§ **Record extracts**:
════════════════════

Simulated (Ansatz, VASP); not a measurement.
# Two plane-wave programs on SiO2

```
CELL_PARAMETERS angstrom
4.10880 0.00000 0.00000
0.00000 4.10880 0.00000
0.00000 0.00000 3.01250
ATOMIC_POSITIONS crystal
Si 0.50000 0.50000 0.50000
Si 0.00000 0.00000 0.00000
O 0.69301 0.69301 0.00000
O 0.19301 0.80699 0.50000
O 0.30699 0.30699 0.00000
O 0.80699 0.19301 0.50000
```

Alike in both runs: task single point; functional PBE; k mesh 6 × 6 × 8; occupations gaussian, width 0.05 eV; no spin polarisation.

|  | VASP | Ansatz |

════════════════════

§ **Action item**: Set down every entry again, word for word.

§ **Answer box**:
Simulated (Ansatz, VASP); not a measurement.
# Two plane-wave programs on SiO2

```
CELL_PARAMETERS angstrom
4.10880 0.00000 0.00000
0.00000 4.10880 0.00000
0.00000 0.00000 3.01250
ATOMIC_POSITIONS crystal
Si 0.50000 0.50000 0.50000
Si 0.00000 0.00000 0.00000
O 0.69301 0.69301 0.00000
O 0.19301 0.80699 0.50000
O 0.30699 0.30699 0.00000
O 0.80699 0.19301 0.50000
```

Alike in both runs: task single point; functional PBE; k mesh 6 × 6 × 8; occupations gaussian, width 0.05 eV; no spin polarisation.

|  | VASP | Ansatz |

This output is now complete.